Work order = Look through the material below and copy exactly the lines from the line with "Problem 1. Steady" to the line with "Solution 2.", those two lines included.

Listed entries =
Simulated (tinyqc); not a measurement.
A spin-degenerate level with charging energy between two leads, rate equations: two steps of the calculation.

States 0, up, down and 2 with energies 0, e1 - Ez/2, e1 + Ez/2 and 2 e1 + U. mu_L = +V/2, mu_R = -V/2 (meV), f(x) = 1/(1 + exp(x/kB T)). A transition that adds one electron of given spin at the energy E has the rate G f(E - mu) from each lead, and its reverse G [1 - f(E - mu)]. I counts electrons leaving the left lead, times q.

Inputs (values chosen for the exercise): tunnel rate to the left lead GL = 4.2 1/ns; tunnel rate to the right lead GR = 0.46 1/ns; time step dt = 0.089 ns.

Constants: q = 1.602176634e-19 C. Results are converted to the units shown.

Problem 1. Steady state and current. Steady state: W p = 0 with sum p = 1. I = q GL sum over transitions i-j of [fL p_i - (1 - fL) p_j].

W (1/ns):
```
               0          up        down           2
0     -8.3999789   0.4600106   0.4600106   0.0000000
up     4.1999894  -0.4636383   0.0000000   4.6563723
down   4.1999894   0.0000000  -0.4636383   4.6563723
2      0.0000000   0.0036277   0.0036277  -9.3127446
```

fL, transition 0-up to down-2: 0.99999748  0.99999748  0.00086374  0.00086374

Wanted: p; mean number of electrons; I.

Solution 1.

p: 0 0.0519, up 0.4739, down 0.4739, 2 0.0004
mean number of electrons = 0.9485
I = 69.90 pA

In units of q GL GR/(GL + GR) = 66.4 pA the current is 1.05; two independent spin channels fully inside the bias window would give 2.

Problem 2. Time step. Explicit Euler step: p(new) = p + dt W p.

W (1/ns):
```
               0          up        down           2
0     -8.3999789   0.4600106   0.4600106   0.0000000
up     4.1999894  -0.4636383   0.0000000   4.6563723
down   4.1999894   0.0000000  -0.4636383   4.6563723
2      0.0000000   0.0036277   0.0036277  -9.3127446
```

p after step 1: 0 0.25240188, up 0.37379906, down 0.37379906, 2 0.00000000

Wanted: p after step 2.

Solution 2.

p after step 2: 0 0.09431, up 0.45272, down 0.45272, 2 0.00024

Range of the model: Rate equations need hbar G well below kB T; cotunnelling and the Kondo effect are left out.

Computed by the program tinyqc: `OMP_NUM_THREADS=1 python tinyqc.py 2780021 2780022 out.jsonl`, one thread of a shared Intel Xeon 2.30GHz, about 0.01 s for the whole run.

Exercise answer =
Problem 1. Steady state and current. Steady state: W p = 0 with sum p = 1. I = q GL sum over transitions i-j of [fL p_i - (1 - fL) p_j].

W (1/ns):
```
               0          up        down           2
0     -8.3999789   0.4600106   0.4600106   0.0000000
up     4.1999894  -0.4636383   0.0000000   4.6563723
down   4.1999894   0.0000000  -0.4636383   4.6563723
2      0.0000000   0.0036277   0.0036277  -9.3127446
```

fL, transition 0-up to down-2: 0.99999748  0.99999748  0.00086374  0.00086374

Wanted: p; mean number of electrons; I.

Solution 1.

p: 0 0.0519, up 0.4739, down 0.4739, 2 0.0004
mean number of electrons = 0.9485
I = 69.90 pA

In units of q GL GR/(GL + GR) = 66.4 pA the current is 1.05; two independent spin channels fully inside the bias window would give 2.

Problem 2. Time step. Explicit Euler step: p(new) = p + dt W p.

W (1/ns):
```
               0          up        down           2
0     -8.3999789   0.4600106   0.4600106   0.0000000
up     4.1999894  -0.4636383   0.0000000   4.6563723
down   4.1999894   0.0000000  -0.4636383   4.6563723
2      0.0000000   0.0036277   0.0036277  -9.3127446
```

p after step 1: 0 0.25240188, up 0.37379906, down 0.37379906, 2 0.00000000

Wanted: p after step 2.

Solution 2.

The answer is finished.